┌────────

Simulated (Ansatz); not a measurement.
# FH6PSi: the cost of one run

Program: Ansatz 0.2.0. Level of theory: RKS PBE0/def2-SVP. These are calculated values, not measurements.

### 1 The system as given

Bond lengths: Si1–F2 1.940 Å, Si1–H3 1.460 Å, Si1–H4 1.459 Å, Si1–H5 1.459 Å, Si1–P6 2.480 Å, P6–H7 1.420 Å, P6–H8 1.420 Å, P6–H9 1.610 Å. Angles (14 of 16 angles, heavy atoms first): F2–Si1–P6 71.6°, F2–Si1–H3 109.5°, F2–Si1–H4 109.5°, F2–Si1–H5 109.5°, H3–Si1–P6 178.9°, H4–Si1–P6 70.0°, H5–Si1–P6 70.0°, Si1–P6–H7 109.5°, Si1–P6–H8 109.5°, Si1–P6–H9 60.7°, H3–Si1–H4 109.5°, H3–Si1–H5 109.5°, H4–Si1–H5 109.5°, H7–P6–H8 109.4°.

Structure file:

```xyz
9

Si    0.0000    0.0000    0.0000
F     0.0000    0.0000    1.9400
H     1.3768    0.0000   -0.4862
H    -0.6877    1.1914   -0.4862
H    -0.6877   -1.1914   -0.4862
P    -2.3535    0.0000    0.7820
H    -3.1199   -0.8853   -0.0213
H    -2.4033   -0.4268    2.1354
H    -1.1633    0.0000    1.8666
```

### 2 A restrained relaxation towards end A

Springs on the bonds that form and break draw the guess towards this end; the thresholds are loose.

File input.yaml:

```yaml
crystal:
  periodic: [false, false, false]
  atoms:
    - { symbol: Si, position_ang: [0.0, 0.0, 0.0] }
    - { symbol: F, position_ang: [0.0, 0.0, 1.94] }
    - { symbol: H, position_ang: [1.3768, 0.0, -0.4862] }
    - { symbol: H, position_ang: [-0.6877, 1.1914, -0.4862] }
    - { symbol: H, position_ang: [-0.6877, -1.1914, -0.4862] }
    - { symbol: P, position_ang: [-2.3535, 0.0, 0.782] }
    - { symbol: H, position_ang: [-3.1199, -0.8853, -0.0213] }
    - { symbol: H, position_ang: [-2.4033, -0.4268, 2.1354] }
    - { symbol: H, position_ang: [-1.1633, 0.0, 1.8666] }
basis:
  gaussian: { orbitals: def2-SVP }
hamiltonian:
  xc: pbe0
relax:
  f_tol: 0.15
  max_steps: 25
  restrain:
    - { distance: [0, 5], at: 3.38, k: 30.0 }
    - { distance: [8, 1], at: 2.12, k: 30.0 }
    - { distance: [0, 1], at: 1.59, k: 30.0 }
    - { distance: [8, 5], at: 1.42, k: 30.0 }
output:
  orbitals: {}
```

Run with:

└────────

[BRIEF]
From the first line above through the line that contains "### 1 The system as given", quote each line exactly. Output nothing more.

[TASK ANSWER]
Simulated (Ansatz); not a measurement.
# FH6PSi: the cost of one run

Program: Ansatz 0.2.0. Level of theory: RKS PBE0/def2-SVP. These are calculated values, not measurements.

### 1 The system as given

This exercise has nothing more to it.